•••

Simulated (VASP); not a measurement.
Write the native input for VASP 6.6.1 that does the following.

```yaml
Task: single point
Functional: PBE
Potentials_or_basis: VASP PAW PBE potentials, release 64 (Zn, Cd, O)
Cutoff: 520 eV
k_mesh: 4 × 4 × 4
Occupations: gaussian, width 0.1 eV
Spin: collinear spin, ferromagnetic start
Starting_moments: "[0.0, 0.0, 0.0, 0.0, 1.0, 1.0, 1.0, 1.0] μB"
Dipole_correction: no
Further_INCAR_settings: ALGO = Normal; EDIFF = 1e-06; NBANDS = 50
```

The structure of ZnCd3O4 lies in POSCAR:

•••

**Work order**
When you answer, repeat all of the material exactly as given.

**Task result**
Simulated (VASP); not a measurement.
Write the native input for VASP 6.6.1 that does the following.

```yaml
Task: single point
Functional: PBE
Potentials_or_basis: VASP PAW PBE potentials, release 64 (Zn, Cd, O)
Cutoff: 520 eV
k_mesh: 4 × 4 × 4
Occupations: gaussian, width 0.1 eV
Spin: collinear spin, ferromagnetic start
Starting_moments: "[0.0, 0.0, 0.0, 0.0, 1.0, 1.0, 1.0, 1.0] μB"
Dipole_correction: no
Further_INCAR_settings: ALGO = Normal; EDIFF = 1e-06; NBANDS = 50
```

The structure of ZnCd3O4 lies in POSCAR:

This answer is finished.